####

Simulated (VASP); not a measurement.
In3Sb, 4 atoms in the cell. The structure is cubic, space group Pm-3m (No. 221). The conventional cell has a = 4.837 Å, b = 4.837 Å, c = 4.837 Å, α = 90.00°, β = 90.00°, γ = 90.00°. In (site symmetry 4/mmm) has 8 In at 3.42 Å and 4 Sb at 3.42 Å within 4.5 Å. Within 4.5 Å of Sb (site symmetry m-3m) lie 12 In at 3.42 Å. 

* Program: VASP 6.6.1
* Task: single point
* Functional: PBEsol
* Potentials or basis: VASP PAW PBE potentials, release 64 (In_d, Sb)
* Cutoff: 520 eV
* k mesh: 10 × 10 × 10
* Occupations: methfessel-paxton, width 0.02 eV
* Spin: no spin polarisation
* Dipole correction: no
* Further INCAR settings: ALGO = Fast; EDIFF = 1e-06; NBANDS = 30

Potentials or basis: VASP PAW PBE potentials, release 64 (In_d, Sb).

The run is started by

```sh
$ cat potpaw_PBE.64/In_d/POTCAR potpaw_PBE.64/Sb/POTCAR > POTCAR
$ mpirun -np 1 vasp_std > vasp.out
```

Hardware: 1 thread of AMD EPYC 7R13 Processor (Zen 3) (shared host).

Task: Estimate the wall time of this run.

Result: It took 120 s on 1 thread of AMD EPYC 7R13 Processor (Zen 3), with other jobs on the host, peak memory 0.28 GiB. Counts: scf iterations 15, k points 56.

####

WORK INSTRUCTION:
Retype the data. Keep every word as it stands.

EXERCISE ANSWER:
Simulated (VASP); not a measurement.
In3Sb, 4 atoms in the cell. The structure is cubic, space group Pm-3m (No. 221). The conventional cell has a = 4.837 Å, b = 4.837 Å, c = 4.837 Å, α = 90.00°, β = 90.00°, γ = 90.00°. In (site symmetry 4/mmm) has 8 In at 3.42 Å and 4 Sb at 3.42 Å within 4.5 Å. Within 4.5 Å of Sb (site symmetry m-3m) lie 12 In at 3.42 Å. 

* Program: VASP 6.6.1
* Task: single point
* Functional: PBEsol
* Potentials or basis: VASP PAW PBE potentials, release 64 (In_d, Sb)
* Cutoff: 520 eV
* k mesh: 10 × 10 × 10
* Occupations: methfessel-paxton, width 0.02 eV
* Spin: no spin polarisation
* Dipole correction: no
* Further INCAR settings: ALGO = Fast; EDIFF = 1e-06; NBANDS = 30

Potentials or basis: VASP PAW PBE potentials, release 64 (In_d, Sb).

The run is started by

```sh
$ cat potpaw_PBE.64/In_d/POTCAR potpaw_PBE.64/Sb/POTCAR > POTCAR
$ mpirun -np 1 vasp_std > vasp.out
```

Hardware: 1 thread of AMD EPYC 7R13 Processor (Zen 3) (shared host).

Task: Estimate the wall time of this run.

Result: It took 120 s on 1 thread of AMD EPYC 7R13 Processor (Zen 3), with other jobs on the host, peak memory 0.28 GiB. Counts: scf iterations 15, k points 56.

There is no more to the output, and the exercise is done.